Data records:
________________________

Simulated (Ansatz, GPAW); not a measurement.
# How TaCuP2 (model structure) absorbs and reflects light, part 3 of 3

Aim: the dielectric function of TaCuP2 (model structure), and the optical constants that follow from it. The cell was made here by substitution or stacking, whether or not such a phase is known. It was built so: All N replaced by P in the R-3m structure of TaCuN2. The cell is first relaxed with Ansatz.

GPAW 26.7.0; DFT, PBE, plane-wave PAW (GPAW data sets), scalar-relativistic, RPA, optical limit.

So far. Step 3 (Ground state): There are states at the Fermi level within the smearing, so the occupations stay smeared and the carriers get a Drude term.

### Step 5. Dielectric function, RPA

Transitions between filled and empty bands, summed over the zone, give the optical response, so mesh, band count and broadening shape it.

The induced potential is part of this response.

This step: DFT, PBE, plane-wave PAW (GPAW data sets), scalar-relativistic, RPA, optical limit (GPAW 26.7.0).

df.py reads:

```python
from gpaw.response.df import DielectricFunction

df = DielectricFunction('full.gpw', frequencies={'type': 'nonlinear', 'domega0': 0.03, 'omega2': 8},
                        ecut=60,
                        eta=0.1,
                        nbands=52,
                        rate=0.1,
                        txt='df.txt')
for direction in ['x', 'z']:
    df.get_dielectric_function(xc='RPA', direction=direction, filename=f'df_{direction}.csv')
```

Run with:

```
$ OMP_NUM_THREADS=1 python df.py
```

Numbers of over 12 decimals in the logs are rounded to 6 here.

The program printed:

________________________

Work order:
From the very first line of the records down to the line with "Aim: the dielectric", please write out each line exactly, including both ends and no other lines.

Response area:
Simulated (Ansatz, GPAW); not a measurement.
# How TaCuP2 (model structure) absorbs and reflects light, part 3 of 3

Aim: the dielectric function of TaCuP2 (model structure), and the optical constants that follow from it. The cell was made here by substitution or stacking, whether or not such a phase is known. It was built so: All N replaced by P in the R-3m structure of TaCuN2. The cell is first relaxed with Ansatz.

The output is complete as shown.